Material supplied:
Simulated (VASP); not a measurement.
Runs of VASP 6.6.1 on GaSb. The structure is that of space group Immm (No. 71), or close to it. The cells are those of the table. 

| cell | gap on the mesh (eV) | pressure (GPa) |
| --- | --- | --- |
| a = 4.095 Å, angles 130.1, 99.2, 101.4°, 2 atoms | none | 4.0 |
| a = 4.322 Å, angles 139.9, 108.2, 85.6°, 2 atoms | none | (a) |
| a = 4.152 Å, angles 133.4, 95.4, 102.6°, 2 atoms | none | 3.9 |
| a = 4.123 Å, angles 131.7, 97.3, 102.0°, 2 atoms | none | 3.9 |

Action item: Without leaving anything out, quote all the data.

Written solution:
Simulated (VASP); not a measurement.
Runs of VASP 6.6.1 on GaSb. The structure is that of space group Immm (No. 71), or close to it. The cells are those of the table. 

| cell | gap on the mesh (eV) | pressure (GPa) |
| --- | --- | --- |
| a = 4.095 Å, angles 130.1, 99.2, 101.4°, 2 atoms | none | 4.0 |
| a = 4.322 Å, angles 139.9, 108.2, 85.6°, 2 atoms | none | (a) |
| a = 4.152 Å, angles 133.4, 95.4, 102.6°, 2 atoms | none | 3.9 |
| a = 4.123 Å, angles 131.7, 97.3, 102.0°, 2 atoms | none | 3.9 |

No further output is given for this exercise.